Content starts

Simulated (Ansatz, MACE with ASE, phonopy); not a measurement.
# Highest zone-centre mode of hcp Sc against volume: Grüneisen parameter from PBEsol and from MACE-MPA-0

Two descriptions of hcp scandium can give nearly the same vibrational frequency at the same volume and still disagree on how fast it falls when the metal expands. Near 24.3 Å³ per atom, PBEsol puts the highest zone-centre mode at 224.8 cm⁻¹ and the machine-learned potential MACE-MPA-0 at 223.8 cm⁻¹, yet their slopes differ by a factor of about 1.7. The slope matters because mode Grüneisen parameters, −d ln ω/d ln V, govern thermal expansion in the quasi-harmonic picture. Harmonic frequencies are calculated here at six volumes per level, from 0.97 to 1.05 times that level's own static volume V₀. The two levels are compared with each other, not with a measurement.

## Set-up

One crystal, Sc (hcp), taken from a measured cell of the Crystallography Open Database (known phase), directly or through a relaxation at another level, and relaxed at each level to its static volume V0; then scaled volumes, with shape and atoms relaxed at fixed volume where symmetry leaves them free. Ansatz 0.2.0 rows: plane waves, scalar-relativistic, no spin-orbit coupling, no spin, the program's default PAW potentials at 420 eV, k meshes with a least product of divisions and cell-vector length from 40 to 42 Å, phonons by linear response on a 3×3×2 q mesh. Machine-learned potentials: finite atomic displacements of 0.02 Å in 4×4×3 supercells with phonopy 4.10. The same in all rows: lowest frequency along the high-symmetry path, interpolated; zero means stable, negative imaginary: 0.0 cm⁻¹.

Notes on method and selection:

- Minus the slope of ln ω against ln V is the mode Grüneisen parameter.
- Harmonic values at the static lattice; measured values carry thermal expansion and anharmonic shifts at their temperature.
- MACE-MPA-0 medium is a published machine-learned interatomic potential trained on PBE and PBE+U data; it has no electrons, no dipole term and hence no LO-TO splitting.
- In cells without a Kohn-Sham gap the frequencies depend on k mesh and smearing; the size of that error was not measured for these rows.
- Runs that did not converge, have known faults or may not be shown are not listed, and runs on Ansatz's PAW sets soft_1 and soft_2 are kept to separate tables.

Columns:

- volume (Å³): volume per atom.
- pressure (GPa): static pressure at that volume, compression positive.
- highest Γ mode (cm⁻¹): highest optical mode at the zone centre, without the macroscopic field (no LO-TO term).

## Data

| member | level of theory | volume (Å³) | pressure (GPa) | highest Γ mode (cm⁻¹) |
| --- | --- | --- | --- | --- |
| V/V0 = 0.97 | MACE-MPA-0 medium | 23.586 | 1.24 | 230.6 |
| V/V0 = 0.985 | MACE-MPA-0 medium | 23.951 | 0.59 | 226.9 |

Content ends

• **ACTION ITEM**:
Retype exactly the lines of the data above that fall between the line with "- MACE-MPA-0 medium" and the line with "1.24 | 230.6 |", inclusive, and add nothing.

• **RESPONSE AREA**:
- MACE-MPA-0 medium is a published machine-learned interatomic potential trained on PBE and PBE+U data; it has no electrons, no dipole term and hence no LO-TO splitting.
- In cells without a Kohn-Sham gap the frequencies depend on k mesh and smearing; the size of that error was not measured for these rows.
- Runs that did not converge, have known faults or may not be shown are not listed, and runs on Ansatz's PAW sets soft_1 and soft_2 are kept to separate tables.

Columns:

- volume (Å³): volume per atom.
- pressure (GPa): static pressure at that volume, compression positive.
- highest Γ mode (cm⁻¹): highest optical mode at the zone centre, without the macroscopic field (no LO-TO term).

## Data

| member | level of theory | volume (Å³) | pressure (GPa) | highest Γ mode (cm⁻¹) |
| --- | --- | --- | --- | --- |
| V/V0 = 0.97 | MACE-MPA-0 medium | 23.586 | 1.24 | 230.6 |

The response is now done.